== DATASET EXTRACT ==
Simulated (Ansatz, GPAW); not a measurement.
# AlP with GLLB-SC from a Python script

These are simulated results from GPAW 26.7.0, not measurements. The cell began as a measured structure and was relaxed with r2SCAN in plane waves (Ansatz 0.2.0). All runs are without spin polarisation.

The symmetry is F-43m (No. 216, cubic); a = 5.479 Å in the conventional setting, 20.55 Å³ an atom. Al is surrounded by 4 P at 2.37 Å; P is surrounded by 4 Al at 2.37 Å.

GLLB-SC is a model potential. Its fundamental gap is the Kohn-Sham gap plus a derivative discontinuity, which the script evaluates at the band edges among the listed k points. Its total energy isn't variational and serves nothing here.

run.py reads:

== WORK ITEM ==
The records above should be duplicated in full, exactly as given.

== SOLUTION ==
Simulated (Ansatz, GPAW); not a measurement.
# AlP with GLLB-SC from a Python script

These are simulated results from GPAW 26.7.0, not measurements. The cell began as a measured structure and was relaxed with r2SCAN in plane waves (Ansatz 0.2.0). All runs are without spin polarisation.

The symmetry is F-43m (No. 216, cubic); a = 5.479 Å in the conventional setting, 20.55 Å³ an atom. Al is surrounded by 4 P at 2.37 Å; P is surrounded by 4 Al at 2.37 Å.

GLLB-SC is a model potential. Its fundamental gap is the Kohn-Sham gap plus a derivative discontinuity, which the script evaluates at the band edges among the listed k points. Its total energy isn't variational and serves nothing here.

run.py reads:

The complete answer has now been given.